→ **Activity**: In the answer, each line of the listing should appear again unchanged.

------------------------------
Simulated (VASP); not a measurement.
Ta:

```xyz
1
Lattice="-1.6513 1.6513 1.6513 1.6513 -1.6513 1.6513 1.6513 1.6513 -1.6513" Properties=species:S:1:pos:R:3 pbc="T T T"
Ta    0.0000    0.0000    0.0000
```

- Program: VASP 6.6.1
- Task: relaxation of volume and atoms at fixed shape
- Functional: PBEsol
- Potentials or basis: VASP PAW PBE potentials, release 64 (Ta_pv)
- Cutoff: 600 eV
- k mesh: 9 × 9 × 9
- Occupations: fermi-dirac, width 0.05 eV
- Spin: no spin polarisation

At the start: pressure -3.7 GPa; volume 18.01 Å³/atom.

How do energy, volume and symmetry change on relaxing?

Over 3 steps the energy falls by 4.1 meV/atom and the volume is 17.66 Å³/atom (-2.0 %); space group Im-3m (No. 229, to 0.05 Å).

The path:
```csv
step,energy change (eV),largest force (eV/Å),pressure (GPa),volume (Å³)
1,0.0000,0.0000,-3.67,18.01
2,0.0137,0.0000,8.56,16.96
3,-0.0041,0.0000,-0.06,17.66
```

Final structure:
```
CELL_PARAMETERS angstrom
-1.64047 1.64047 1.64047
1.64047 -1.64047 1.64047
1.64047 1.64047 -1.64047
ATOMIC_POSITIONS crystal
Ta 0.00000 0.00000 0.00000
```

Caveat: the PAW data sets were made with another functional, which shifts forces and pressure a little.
------------------------------

→ **Problem solution**:
Simulated (VASP); not a measurement.
Ta:

```xyz
1
Lattice="-1.6513 1.6513 1.6513 1.6513 -1.6513 1.6513 1.6513 1.6513 -1.6513" Properties=species:S:1:pos:R:3 pbc="T T T"
Ta    0.0000    0.0000    0.0000
```

- Program: VASP 6.6.1
- Task: relaxation of volume and atoms at fixed shape
- Functional: PBEsol
- Potentials or basis: VASP PAW PBE potentials, release 64 (Ta_pv)
- Cutoff: 600 eV
- k mesh: 9 × 9 × 9
- Occupations: fermi-dirac, width 0.05 eV
- Spin: no spin polarisation

At the start: pressure -3.7 GPa; volume 18.01 Å³/atom.

How do energy, volume and symmetry change on relaxing?

Over 3 steps the energy falls by 4.1 meV/atom and the volume is 17.66 Å³/atom (-2.0 %); space group Im-3m (No. 229, to 0.05 Å).

The path:
```csv
step,energy change (eV),largest force (eV/Å),pressure (GPa),volume (Å³)
1,0.0000,0.0000,-3.67,18.01
2,0.0137,0.0000,8.56,16.96
3,-0.0041,0.0000,-0.06,17.66
```

Final structure:
```
CELL_PARAMETERS angstrom
-1.64047 1.64047 1.64047
1.64047 -1.64047 1.64047
1.64047 1.64047 -1.64047
ATOMIC_POSITIONS crystal
Ta 0.00000 0.00000 0.00000
```

Caveat: the PAW data sets were made with another functional, which shifts forces and pressure a little.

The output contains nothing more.